» Source information
________
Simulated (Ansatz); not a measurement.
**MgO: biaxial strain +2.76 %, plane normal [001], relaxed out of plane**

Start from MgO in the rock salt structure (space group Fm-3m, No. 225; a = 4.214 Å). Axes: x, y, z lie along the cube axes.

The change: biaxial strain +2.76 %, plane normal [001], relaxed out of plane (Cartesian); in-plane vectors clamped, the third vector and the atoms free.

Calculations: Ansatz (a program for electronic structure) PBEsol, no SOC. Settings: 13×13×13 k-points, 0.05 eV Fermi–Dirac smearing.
________

Everything in the listing must be written out again without any change.

Simulated (Ansatz); not a measurement.
**MgO: biaxial strain +2.76 %, plane normal [001], relaxed out of plane**

Start from MgO in the rock salt structure (space group Fm-3m, No. 225; a = 4.214 Å). Axes: x, y, z lie along the cube axes.

The change: biaxial strain +2.76 %, plane normal [001], relaxed out of plane (Cartesian); in-plane vectors clamped, the third vector and the atoms free.

Calculations: Ansatz (a program for electronic structure) PBEsol, no SOC. Settings: 13×13×13 k-points, 0.05 eV Fermi–Dirac smearing.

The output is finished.